BEGIN
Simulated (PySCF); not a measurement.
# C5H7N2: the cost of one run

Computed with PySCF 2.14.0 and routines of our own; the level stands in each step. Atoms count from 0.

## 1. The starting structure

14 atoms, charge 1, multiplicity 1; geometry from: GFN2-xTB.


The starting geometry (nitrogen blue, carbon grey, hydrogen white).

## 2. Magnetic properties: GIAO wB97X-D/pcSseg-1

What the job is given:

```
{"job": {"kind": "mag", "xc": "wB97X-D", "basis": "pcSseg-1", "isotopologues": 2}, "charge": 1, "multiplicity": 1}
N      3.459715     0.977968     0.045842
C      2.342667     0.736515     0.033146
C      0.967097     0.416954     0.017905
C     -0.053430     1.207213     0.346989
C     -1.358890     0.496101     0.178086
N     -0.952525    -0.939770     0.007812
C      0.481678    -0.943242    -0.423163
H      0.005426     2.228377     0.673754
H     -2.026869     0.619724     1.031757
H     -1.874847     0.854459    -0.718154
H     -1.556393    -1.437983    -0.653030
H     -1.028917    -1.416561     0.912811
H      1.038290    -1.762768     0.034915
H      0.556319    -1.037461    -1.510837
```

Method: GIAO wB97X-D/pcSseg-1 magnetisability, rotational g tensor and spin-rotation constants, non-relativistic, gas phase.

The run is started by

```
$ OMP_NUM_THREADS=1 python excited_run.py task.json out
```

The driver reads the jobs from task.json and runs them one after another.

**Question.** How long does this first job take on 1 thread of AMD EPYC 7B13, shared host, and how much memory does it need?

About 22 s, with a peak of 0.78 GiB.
END

ACTIVITY:
When you reach the line holding "The run is started by" in the records above, begin reproducing exactly, stop after the line holding "does it need?", and output nothing else.

EXERCISE RESPONSE:
The run is started by

```
$ OMP_NUM_THREADS=1 python excited_run.py task.json out
```

The driver reads the jobs from task.json and runs them one after another.

**Question.** How long does this first job take on 1 thread of AMD EPYC 7B13, shared host, and how much memory does it need?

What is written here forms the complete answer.